* **REQUIRED ACTION**
Reproduce, please, only the lines from the first line below to the line containing "Bonds between heavy", inclusive.

____________
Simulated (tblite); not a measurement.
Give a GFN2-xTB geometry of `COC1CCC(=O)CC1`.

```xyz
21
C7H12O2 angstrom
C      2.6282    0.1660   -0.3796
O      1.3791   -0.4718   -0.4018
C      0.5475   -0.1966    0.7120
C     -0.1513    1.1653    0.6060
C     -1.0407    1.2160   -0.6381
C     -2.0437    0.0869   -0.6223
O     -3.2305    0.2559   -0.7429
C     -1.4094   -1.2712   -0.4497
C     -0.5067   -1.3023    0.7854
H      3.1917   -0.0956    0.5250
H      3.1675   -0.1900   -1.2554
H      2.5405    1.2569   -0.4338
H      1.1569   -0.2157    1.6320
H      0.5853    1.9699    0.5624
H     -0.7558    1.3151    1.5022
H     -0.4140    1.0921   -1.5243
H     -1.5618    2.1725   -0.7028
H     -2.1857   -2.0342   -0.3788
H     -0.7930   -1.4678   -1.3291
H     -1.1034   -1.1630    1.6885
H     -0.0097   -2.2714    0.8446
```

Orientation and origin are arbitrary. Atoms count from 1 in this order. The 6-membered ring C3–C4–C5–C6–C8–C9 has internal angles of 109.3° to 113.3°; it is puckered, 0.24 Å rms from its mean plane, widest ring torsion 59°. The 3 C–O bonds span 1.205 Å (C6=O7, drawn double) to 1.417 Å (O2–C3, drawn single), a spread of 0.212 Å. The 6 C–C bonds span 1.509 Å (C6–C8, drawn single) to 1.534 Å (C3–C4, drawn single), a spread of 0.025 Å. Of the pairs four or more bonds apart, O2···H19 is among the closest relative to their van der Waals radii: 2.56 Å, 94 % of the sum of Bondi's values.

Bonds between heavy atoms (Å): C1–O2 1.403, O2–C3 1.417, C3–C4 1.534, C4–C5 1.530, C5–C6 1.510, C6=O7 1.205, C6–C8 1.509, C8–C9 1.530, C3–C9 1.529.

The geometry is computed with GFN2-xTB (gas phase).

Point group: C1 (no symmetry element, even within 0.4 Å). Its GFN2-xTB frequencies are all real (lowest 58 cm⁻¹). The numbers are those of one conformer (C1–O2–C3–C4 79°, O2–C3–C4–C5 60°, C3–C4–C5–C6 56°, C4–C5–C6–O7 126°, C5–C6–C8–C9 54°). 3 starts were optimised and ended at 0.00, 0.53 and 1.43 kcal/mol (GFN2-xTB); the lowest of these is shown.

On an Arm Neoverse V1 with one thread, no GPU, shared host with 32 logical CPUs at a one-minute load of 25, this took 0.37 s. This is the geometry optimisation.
____________

* **TASK RESULT**
Simulated (tblite); not a measurement.
Give a GFN2-xTB geometry of `COC1CCC(=O)CC1`.

```xyz
21
C7H12O2 angstrom
C      2.6282    0.1660   -0.3796
O      1.3791   -0.4718   -0.4018
C      0.5475   -0.1966    0.7120
C     -0.1513    1.1653    0.6060
C     -1.0407    1.2160   -0.6381
C     -2.0437    0.0869   -0.6223
O     -3.2305    0.2559   -0.7429
C     -1.4094   -1.2712   -0.4497
C     -0.5067   -1.3023    0.7854
H      3.1917   -0.0956    0.5250
H      3.1675   -0.1900   -1.2554
H      2.5405    1.2569   -0.4338
H      1.1569   -0.2157    1.6320
H      0.5853    1.9699    0.5624
H     -0.7558    1.3151    1.5022
H     -0.4140    1.0921   -1.5243
H     -1.5618    2.1725   -0.7028
H     -2.1857   -2.0342   -0.3788
H     -0.7930   -1.4678   -1.3291
H     -1.1034   -1.1630    1.6885
H     -0.0097   -2.2714    0.8446
```

Orientation and origin are arbitrary. Atoms count from 1 in this order. The 6-membered ring C3–C4–C5–C6–C8–C9 has internal angles of 109.3° to 113.3°; it is puckered, 0.24 Å rms from its mean plane, widest ring torsion 59°. The 3 C–O bonds span 1.205 Å (C6=O7, drawn double) to 1.417 Å (O2–C3, drawn single), a spread of 0.212 Å. The 6 C–C bonds span 1.509 Å (C6–C8, drawn single) to 1.534 Å (C3–C4, drawn single), a spread of 0.025 Å. Of the pairs four or more bonds apart, O2···H19 is among the closest relative to their van der Waals radii: 2.56 Å, 94 % of the sum of Bondi's values.

Bonds between heavy atoms (Å): C1–O2 1.403, O2–C3 1.417, C3–C4 1.534, C4–C5 1.530, C5–C6 1.510, C6=O7 1.205, C6–C8 1.509, C8–C9 1.530, C3–C9 1.529.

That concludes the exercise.